** Data extract follows **

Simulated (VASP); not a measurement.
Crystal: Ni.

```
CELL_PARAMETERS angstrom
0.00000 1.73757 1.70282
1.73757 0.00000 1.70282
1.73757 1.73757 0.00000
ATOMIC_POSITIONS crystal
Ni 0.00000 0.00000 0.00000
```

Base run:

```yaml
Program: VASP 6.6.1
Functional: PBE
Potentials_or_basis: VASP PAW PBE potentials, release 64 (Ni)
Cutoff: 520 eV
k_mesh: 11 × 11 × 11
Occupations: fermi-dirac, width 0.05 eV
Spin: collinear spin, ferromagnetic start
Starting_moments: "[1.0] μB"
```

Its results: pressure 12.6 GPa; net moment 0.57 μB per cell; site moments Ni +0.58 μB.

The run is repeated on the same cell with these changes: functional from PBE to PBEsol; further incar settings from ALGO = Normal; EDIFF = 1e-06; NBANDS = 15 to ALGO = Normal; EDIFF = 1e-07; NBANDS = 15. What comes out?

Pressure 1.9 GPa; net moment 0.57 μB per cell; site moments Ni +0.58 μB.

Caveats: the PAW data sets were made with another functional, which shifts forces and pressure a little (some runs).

** End of Data extract **

# Brief
Go through the records from the first line and copy each one exactly, ending after the line that contains "Its results: pressure". Give nothing else.

# Response area
Simulated (VASP); not a measurement.
Crystal: Ni.

```
CELL_PARAMETERS angstrom
0.00000 1.73757 1.70282
1.73757 0.00000 1.70282
1.73757 1.73757 0.00000
ATOMIC_POSITIONS crystal
Ni 0.00000 0.00000 0.00000
```

Base run:

```yaml
Program: VASP 6.6.1
Functional: PBE
Potentials_or_basis: VASP PAW PBE potentials, release 64 (Ni)
Cutoff: 520 eV
k_mesh: 11 × 11 × 11
Occupations: fermi-dirac, width 0.05 eV
Spin: collinear spin, ferromagnetic start
Starting_moments: "[1.0] μB"
```

Its results: pressure 12.6 GPa; net moment 0.57 μB per cell; site moments Ni +0.58 μB.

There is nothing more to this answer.